▶ _Information provided_:
::::

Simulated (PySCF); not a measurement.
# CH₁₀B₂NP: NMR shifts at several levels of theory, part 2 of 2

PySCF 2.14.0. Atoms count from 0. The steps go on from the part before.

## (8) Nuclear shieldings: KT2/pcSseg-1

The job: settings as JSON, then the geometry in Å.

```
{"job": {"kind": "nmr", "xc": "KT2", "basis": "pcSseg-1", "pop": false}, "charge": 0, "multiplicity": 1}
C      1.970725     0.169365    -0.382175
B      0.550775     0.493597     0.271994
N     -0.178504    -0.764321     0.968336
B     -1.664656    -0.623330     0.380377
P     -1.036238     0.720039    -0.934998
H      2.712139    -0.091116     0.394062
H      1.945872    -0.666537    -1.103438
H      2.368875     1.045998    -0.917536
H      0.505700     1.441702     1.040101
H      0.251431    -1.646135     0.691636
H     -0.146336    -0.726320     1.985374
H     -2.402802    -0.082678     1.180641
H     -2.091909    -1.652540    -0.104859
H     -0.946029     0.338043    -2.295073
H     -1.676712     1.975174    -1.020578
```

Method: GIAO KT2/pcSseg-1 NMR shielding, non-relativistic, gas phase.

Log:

::::

Write out the listing's lines exactly, from its first line through the line that contains "Method: GIAO KT2/pcSseg-1", and stop there.

▶ _Response box_:
Simulated (PySCF); not a measurement.
# CH₁₀B₂NP: NMR shifts at several levels of theory, part 2 of 2

PySCF 2.14.0. Atoms count from 0. The steps go on from the part before.

## (8) Nuclear shieldings: KT2/pcSseg-1

The job: settings as JSON, then the geometry in Å.

```
{"job": {"kind": "nmr", "xc": "KT2", "basis": "pcSseg-1", "pop": false}, "charge": 0, "multiplicity": 1}
C      1.970725     0.169365    -0.382175
B      0.550775     0.493597     0.271994
N     -0.178504    -0.764321     0.968336
B     -1.664656    -0.623330     0.380377
P     -1.036238     0.720039    -0.934998
H      2.712139    -0.091116     0.394062
H      1.945872    -0.666537    -1.103438
H      2.368875     1.045998    -0.917536
H      0.505700     1.441702     1.040101
H      0.251431    -1.646135     0.691636
H     -0.146336    -0.726320     1.985374
H     -2.402802    -0.082678     1.180641
H     -2.091909    -1.652540    -0.104859
H     -0.946029     0.338043    -2.295073
H     -1.676712     1.975174    -1.020578
```

Method: GIAO KT2/pcSseg-1 NMR shielding, non-relativistic, gas phase.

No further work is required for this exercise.